RECORD SET below:
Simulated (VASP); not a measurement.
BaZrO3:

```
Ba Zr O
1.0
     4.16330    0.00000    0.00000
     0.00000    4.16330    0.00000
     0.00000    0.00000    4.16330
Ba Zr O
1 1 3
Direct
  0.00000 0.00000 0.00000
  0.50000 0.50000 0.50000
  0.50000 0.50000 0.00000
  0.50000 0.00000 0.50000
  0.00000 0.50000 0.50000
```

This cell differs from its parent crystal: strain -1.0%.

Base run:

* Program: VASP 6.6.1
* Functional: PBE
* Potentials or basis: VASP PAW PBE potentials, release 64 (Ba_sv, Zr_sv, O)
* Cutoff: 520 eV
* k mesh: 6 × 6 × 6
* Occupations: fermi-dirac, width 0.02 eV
End of RECORD SET.

When you answer, output all of the material exactly as it appears above.

Simulated (VASP); not a measurement.
BaZrO3:

```
Ba Zr O
1.0
     4.16330    0.00000    0.00000
     0.00000    4.16330    0.00000
     0.00000    0.00000    4.16330
Ba Zr O
1 1 3
Direct
  0.00000 0.00000 0.00000
  0.50000 0.50000 0.50000
  0.50000 0.50000 0.00000
  0.50000 0.00000 0.50000
  0.00000 0.50000 0.50000
```

This cell differs from its parent crystal: strain -1.0%.

Base run:

* Program: VASP 6.6.1
* Functional: PBE
* Potentials or basis: VASP PAW PBE potentials, release 64 (Ba_sv, Zr_sv, O)
* Cutoff: 520 eV
* k mesh: 6 × 6 × 6
* Occupations: fermi-dirac, width 0.02 eV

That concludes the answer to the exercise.